→ **Work item**
Output, please, exactly those lines of the listing that come before the line with "the standard InChI.**", along with that line itself.

··· Material supplied

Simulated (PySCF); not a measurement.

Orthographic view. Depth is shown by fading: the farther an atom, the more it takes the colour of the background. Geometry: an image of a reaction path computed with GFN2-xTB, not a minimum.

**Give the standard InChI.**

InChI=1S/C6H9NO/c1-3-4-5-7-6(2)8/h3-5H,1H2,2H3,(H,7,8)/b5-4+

······

→ **Written reply**
Simulated (PySCF); not a measurement.

Orthographic view. Depth is shown by fading: the farther an atom, the more it takes the colour of the background. Geometry: an image of a reaction path computed with GFN2-xTB, not a minimum.

**Give the standard InChI.**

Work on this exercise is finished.